═══ MATERIAL PROVIDED ═══

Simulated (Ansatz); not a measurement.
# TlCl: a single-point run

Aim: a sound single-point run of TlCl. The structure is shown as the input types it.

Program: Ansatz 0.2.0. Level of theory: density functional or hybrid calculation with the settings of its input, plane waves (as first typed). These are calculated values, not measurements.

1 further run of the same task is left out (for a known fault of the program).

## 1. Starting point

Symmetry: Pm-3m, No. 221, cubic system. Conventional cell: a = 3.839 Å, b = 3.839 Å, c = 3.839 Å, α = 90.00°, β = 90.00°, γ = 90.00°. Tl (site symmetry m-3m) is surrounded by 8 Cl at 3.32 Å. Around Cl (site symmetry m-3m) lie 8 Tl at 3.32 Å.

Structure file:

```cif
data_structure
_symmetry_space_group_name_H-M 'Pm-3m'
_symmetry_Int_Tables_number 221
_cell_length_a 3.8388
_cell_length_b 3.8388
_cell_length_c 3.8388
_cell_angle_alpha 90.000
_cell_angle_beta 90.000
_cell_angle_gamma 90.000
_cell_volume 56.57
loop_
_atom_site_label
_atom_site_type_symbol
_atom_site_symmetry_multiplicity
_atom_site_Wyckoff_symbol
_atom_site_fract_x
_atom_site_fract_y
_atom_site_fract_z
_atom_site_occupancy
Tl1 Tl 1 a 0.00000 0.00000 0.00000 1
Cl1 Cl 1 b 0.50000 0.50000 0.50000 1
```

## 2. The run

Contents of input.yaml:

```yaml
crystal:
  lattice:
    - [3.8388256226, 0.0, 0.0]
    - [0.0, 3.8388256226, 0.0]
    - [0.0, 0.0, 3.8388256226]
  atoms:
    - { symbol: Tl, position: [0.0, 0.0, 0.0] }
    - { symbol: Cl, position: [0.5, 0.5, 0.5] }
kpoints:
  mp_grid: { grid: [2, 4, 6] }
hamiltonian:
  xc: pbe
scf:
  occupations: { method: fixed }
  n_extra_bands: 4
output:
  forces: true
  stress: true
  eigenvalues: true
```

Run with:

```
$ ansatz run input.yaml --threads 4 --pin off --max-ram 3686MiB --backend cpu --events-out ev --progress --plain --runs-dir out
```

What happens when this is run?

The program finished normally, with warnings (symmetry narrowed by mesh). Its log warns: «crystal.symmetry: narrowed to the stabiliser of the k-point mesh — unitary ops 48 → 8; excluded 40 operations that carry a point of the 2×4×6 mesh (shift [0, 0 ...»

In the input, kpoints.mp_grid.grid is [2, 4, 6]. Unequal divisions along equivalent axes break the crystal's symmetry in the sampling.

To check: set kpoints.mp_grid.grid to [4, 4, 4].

═══

> [WORK ORDER]:
The line containing "The program finished" marks the end: copy exactly every line from the top of the data above down to it, that line included.

> [ANSWER BOX]:
Simulated (Ansatz); not a measurement.
# TlCl: a single-point run

Aim: a sound single-point run of TlCl. The structure is shown as the input types it.

Program: Ansatz 0.2.0. Level of theory: density functional or hybrid calculation with the settings of its input, plane waves (as first typed). These are calculated values, not measurements.

1 further run of the same task is left out (for a known fault of the program).

## 1. Starting point

Symmetry: Pm-3m, No. 221, cubic system. Conventional cell: a = 3.839 Å, b = 3.839 Å, c = 3.839 Å, α = 90.00°, β = 90.00°, γ = 90.00°. Tl (site symmetry m-3m) is surrounded by 8 Cl at 3.32 Å. Around Cl (site symmetry m-3m) lie 8 Tl at 3.32 Å.

Structure file:

```cif
data_structure
_symmetry_space_group_name_H-M 'Pm-3m'
_symmetry_Int_Tables_number 221
_cell_length_a 3.8388
_cell_length_b 3.8388
_cell_length_c 3.8388
_cell_angle_alpha 90.000
_cell_angle_beta 90.000
_cell_angle_gamma 90.000
_cell_volume 56.57
loop_
_atom_site_label
_atom_site_type_symbol
_atom_site_symmetry_multiplicity
_atom_site_Wyckoff_symbol
_atom_site_fract_x
_atom_site_fract_y
_atom_site_fract_z
_atom_site_occupancy
Tl1 Tl 1 a 0.00000 0.00000 0.00000 1
Cl1 Cl 1 b 0.50000 0.50000 0.50000 1
```

## 2. The run

Contents of input.yaml:

```yaml
crystal:
  lattice:
    - [3.8388256226, 0.0, 0.0]
    - [0.0, 3.8388256226, 0.0]
    - [0.0, 0.0, 3.8388256226]
  atoms:
    - { symbol: Tl, position: [0.0, 0.0, 0.0] }
    - { symbol: Cl, position: [0.5, 0.5, 0.5] }
kpoints:
  mp_grid: { grid: [2, 4, 6] }
hamiltonian:
  xc: pbe
scf:
  occupations: { method: fixed }
  n_extra_bands: 4
output:
  forces: true
  stress: true
  eigenvalues: true
```

Run with:

```
$ ansatz run input.yaml --threads 4 --pin off --max-ram 3686MiB --backend cpu --events-out ev --progress --plain --runs-dir out
```

What happens when this is run?

The program finished normally, with warnings (symmetry narrowed by mesh). Its log warns: «crystal.symmetry: narrowed to the stabiliser of the k-point mesh — unitary ops 48 → 8; excluded 40 operations that carry a point of the 2×4×6 mesh (shift [0, 0 ...»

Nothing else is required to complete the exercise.